### REQUIREMENT
Only the lines from the start of the material through the line containing "Question: Estimate the" are to be extracted, exactly as they appear.

### EXCERPTED RECORDS
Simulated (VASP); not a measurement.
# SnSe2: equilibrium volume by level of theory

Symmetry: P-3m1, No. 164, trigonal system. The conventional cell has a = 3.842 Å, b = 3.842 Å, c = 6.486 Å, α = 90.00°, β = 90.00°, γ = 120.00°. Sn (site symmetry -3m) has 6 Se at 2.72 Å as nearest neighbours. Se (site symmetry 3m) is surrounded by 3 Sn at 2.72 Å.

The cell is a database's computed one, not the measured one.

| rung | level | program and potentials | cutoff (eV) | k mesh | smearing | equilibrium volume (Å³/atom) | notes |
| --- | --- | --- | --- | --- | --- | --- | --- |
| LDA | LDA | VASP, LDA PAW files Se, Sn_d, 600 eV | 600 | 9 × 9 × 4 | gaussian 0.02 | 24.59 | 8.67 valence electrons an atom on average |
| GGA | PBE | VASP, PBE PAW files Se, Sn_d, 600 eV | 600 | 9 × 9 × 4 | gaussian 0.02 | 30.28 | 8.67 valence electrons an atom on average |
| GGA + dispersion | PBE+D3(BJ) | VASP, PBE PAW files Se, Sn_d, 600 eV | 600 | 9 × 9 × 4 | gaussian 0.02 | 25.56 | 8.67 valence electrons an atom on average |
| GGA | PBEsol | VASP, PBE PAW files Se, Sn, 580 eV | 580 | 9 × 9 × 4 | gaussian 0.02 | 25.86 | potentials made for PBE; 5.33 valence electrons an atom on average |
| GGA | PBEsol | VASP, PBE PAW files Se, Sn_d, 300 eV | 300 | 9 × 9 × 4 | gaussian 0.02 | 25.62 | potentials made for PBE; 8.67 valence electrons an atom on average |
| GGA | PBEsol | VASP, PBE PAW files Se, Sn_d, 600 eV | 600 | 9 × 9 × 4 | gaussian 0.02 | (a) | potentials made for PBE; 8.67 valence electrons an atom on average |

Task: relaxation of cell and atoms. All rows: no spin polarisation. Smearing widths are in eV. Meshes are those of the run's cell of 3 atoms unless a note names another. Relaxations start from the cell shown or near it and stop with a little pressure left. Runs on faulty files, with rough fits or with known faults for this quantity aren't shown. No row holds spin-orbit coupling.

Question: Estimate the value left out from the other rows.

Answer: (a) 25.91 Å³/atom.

### EXERCISE RESPONSE
Simulated (VASP); not a measurement.
# SnSe2: equilibrium volume by level of theory

Symmetry: P-3m1, No. 164, trigonal system. The conventional cell has a = 3.842 Å, b = 3.842 Å, c = 6.486 Å, α = 90.00°, β = 90.00°, γ = 120.00°. Sn (site symmetry -3m) has 6 Se at 2.72 Å as nearest neighbours. Se (site symmetry 3m) is surrounded by 3 Sn at 2.72 Å.

The cell is a database's computed one, not the measured one.

| rung | level | program and potentials | cutoff (eV) | k mesh | smearing | equilibrium volume (Å³/atom) | notes |
| --- | --- | --- | --- | --- | --- | --- | --- |
| LDA | LDA | VASP, LDA PAW files Se, Sn_d, 600 eV | 600 | 9 × 9 × 4 | gaussian 0.02 | 24.59 | 8.67 valence electrons an atom on average |
| GGA | PBE | VASP, PBE PAW files Se, Sn_d, 600 eV | 600 | 9 × 9 × 4 | gaussian 0.02 | 30.28 | 8.67 valence electrons an atom on average |
| GGA + dispersion | PBE+D3(BJ) | VASP, PBE PAW files Se, Sn_d, 600 eV | 600 | 9 × 9 × 4 | gaussian 0.02 | 25.56 | 8.67 valence electrons an atom on average |
| GGA | PBEsol | VASP, PBE PAW files Se, Sn, 580 eV | 580 | 9 × 9 × 4 | gaussian 0.02 | 25.86 | potentials made for PBE; 5.33 valence electrons an atom on average |
| GGA | PBEsol | VASP, PBE PAW files Se, Sn_d, 300 eV | 300 | 9 × 9 × 4 | gaussian 0.02 | 25.62 | potentials made for PBE; 8.67 valence electrons an atom on average |
| GGA | PBEsol | VASP, PBE PAW files Se, Sn_d, 600 eV | 600 | 9 × 9 × 4 | gaussian 0.02 | (a) | potentials made for PBE; 8.67 valence electrons an atom on average |

Task: relaxation of cell and atoms. All rows: no spin polarisation. Smearing widths are in eV. Meshes are those of the run's cell of 3 atoms unless a note names another. Relaxations start from the cell shown or near it and stop with a little pressure left. Runs on faulty files, with rough fits or with known faults for this quantity aren't shown. No row holds spin-orbit coupling.

Question: Estimate the value left out from the other rows.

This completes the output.